> Task item
Please write out, exactly as given, every line of the entries below up to and including the line with "exchange-correlation | -221.60 |".

> Excerpted data
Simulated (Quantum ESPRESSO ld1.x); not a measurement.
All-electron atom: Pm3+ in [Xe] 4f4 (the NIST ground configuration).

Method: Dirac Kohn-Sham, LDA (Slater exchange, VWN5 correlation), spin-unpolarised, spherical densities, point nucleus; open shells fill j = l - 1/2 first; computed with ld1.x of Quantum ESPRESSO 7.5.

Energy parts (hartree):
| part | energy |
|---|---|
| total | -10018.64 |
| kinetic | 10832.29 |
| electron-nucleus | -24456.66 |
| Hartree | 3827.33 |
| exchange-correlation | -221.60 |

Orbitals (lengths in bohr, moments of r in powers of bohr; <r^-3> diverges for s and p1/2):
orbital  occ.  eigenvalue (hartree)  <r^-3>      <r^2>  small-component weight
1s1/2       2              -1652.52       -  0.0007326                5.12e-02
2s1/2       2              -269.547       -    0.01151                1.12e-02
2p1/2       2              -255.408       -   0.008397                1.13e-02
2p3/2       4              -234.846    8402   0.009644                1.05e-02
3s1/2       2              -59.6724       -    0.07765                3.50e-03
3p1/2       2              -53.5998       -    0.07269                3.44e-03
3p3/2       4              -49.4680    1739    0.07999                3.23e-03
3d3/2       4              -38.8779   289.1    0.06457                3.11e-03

> Task solution
Simulated (Quantum ESPRESSO ld1.x); not a measurement.
All-electron atom: Pm3+ in [Xe] 4f4 (the NIST ground configuration).

Method: Dirac Kohn-Sham, LDA (Slater exchange, VWN5 correlation), spin-unpolarised, spherical densities, point nucleus; open shells fill j = l - 1/2 first; computed with ld1.x of Quantum ESPRESSO 7.5.

Energy parts (hartree):
| part | energy |
|---|---|
| total | -10018.64 |
| kinetic | 10832.29 |
| electron-nucleus | -24456.66 |
| Hartree | 3827.33 |
| exchange-correlation | -221.60 |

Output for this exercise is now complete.